**Entries provided**
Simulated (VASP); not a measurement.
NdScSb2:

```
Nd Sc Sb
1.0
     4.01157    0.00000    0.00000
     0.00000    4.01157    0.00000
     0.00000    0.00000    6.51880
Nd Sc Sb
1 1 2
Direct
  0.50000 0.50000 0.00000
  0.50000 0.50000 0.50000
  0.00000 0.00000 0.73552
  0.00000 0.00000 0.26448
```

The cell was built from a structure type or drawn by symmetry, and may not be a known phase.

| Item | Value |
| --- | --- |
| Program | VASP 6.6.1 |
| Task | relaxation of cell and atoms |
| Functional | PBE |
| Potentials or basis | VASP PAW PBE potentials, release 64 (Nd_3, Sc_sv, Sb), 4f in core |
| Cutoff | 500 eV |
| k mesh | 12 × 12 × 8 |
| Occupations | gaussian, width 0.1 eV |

**Assigned task**
Repeat the entire listing above without changing a word.

**Answer space**
Simulated (VASP); not a measurement.
NdScSb2:

```
Nd Sc Sb
1.0
     4.01157    0.00000    0.00000
     0.00000    4.01157    0.00000
     0.00000    0.00000    6.51880
Nd Sc Sb
1 1 2
Direct
  0.50000 0.50000 0.00000
  0.50000 0.50000 0.50000
  0.00000 0.00000 0.73552
  0.00000 0.00000 0.26448
```

The cell was built from a structure type or drawn by symmetry, and may not be a known phase.

| Item | Value |
| --- | --- |
| Program | VASP 6.6.1 |
| Task | relaxation of cell and atoms |
| Functional | PBE |
| Potentials or basis | VASP PAW PBE potentials, release 64 (Nd_3, Sc_sv, Sb), 4f in core |
| Cutoff | 500 eV |
| k mesh | 12 × 12 × 8 |
| Occupations | gaussian, width 0.1 eV |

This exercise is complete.